=== EXERCISE ===
Set down a word-for-word copy of the data below, limited to the lines from the first through the line with "- Spin: no spin polarisation".

[Opening DATA SUPPLIED section]
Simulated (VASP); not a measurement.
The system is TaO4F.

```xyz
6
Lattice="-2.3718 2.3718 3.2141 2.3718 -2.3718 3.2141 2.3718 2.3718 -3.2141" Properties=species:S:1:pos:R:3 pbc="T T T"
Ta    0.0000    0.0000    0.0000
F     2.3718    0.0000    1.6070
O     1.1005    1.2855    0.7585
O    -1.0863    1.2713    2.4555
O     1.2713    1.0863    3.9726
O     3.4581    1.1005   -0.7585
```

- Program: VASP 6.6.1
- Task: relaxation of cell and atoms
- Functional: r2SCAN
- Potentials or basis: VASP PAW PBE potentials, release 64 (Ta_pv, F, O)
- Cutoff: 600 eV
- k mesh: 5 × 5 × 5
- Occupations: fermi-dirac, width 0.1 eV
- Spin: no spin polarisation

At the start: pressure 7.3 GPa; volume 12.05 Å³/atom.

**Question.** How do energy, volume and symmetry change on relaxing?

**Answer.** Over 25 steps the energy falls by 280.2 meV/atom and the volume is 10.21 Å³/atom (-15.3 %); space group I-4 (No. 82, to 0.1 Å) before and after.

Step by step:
[Closing DATA SUPPLIED section]

=== WRITTEN REPLY ===
Simulated (VASP); not a measurement.
The system is TaO4F.

```xyz
6
Lattice="-2.3718 2.3718 3.2141 2.3718 -2.3718 3.2141 2.3718 2.3718 -3.2141" Properties=species:S:1:pos:R:3 pbc="T T T"
Ta    0.0000    0.0000    0.0000
F     2.3718    0.0000    1.6070
O     1.1005    1.2855    0.7585
O    -1.0863    1.2713    2.4555
O     1.2713    1.0863    3.9726
O     3.4581    1.1005   -0.7585
```

- Program: VASP 6.6.1
- Task: relaxation of cell and atoms
- Functional: r2SCAN
- Potentials or basis: VASP PAW PBE potentials, release 64 (Ta_pv, F, O)
- Cutoff: 600 eV
- k mesh: 5 × 5 × 5
- Occupations: fermi-dirac, width 0.1 eV
- Spin: no spin polarisation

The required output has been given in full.